** Dataset extract follows **

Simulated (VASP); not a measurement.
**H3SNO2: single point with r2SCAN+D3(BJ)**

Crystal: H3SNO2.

** End of Dataset extract **

The first line of the data, the line with "point with r2SCAN+D3(BJ)**", and all lines in between are to be copied exactly. Leave out everything else.

> Task solution:
Simulated (VASP); not a measurement.
**H3SNO2: single point with r2SCAN+D3(BJ)**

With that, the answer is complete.